● **Activity**:
Begin at the line containing "Q: The run is" in the data below and go on through the line containing "A: Pressure 5.5 GPa.", repeating each line exactly; include both ends and no other line.

● **Provided data**:
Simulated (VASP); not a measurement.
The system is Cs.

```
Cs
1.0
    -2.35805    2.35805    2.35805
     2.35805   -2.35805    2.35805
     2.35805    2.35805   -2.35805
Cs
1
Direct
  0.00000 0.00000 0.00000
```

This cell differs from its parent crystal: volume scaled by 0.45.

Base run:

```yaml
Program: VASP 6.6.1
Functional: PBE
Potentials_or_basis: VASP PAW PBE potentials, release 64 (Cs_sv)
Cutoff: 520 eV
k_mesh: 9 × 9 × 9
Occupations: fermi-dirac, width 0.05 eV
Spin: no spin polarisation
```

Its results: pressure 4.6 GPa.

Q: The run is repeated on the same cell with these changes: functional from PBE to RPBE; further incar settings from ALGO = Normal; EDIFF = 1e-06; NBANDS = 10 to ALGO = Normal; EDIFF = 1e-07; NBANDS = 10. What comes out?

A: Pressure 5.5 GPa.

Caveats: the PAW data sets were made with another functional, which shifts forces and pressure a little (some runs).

● **Worked solution**:
Q: The run is repeated on the same cell with these changes: functional from PBE to RPBE; further incar settings from ALGO = Normal; EDIFF = 1e-06; NBANDS = 10 to ALGO = Normal; EDIFF = 1e-07; NBANDS = 10. What comes out?

A: Pressure 5.5 GPa.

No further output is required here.